Activity
All entries below are to be set down again, identical to the source.

Given information
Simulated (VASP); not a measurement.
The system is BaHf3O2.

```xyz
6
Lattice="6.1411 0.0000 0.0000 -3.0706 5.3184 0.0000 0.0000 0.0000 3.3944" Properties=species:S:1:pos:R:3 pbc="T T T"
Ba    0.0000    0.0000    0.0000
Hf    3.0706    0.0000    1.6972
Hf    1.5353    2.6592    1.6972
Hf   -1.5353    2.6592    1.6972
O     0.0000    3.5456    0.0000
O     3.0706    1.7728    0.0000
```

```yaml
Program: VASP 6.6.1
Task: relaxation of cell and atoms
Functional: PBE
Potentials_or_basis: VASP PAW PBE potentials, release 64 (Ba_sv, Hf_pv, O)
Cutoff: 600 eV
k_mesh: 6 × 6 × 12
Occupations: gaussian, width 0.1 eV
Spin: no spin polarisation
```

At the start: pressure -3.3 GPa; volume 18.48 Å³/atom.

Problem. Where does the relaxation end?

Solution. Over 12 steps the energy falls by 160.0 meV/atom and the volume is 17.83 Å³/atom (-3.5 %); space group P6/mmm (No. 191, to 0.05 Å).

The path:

Answer section
Simulated (VASP); not a measurement.
The system is BaHf3O2.

```xyz
6
Lattice="6.1411 0.0000 0.0000 -3.0706 5.3184 0.0000 0.0000 0.0000 3.3944" Properties=species:S:1:pos:R:3 pbc="T T T"
Ba    0.0000    0.0000    0.0000
Hf    3.0706    0.0000    1.6972
Hf    1.5353    2.6592    1.6972
Hf   -1.5353    2.6592    1.6972
O     0.0000    3.5456    0.0000
O     3.0706    1.7728    0.0000
```

```yaml
Program: VASP 6.6.1
Task: relaxation of cell and atoms
Functional: PBE
Potentials_or_basis: VASP PAW PBE potentials, release 64 (Ba_sv, Hf_pv, O)
Cutoff: 600 eV
k_mesh: 6 × 6 × 12
Occupations: gaussian, width 0.1 eV
Spin: no spin polarisation
```

At the start: pressure -3.3 GPa; volume 18.48 Å³/atom.

Problem. Where does the relaxation end?

Solution. Over 12 steps the energy falls by 160.0 meV/atom and the volume is 17.83 Å³/atom (-3.5 %); space group P6/mmm (No. 191, to 0.05 Å).

The path:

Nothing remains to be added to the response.